### Work request
Please print only the top portion of the entries below, ending with the line that contains "Question: How do", exactly as written.

### Data extracts
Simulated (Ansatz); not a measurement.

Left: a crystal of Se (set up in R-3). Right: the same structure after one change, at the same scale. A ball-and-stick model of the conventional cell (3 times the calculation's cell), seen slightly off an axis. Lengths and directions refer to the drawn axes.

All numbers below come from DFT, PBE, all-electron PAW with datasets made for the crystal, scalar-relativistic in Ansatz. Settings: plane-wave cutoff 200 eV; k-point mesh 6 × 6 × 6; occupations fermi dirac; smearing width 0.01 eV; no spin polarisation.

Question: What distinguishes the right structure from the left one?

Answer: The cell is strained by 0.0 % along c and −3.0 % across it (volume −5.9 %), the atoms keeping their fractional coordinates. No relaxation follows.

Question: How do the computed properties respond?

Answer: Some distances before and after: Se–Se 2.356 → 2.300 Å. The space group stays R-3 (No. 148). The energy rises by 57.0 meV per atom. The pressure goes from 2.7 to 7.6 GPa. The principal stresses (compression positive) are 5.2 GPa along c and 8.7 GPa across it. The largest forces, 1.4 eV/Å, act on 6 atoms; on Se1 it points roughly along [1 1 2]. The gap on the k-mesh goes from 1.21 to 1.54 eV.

### Your response
Simulated (Ansatz); not a measurement.

Left: a crystal of Se (set up in R-3). Right: the same structure after one change, at the same scale. A ball-and-stick model of the conventional cell (3 times the calculation's cell), seen slightly off an axis. Lengths and directions refer to the drawn axes.

All numbers below come from DFT, PBE, all-electron PAW with datasets made for the crystal, scalar-relativistic in Ansatz. Settings: plane-wave cutoff 200 eV; k-point mesh 6 × 6 × 6; occupations fermi dirac; smearing width 0.01 eV; no spin polarisation.

Question: What distinguishes the right structure from the left one?

Answer: The cell is strained by 0.0 % along c and −3.0 % across it (volume −5.9 %), the atoms keeping their fractional coordinates. No relaxation follows.

Question: How do the computed properties respond?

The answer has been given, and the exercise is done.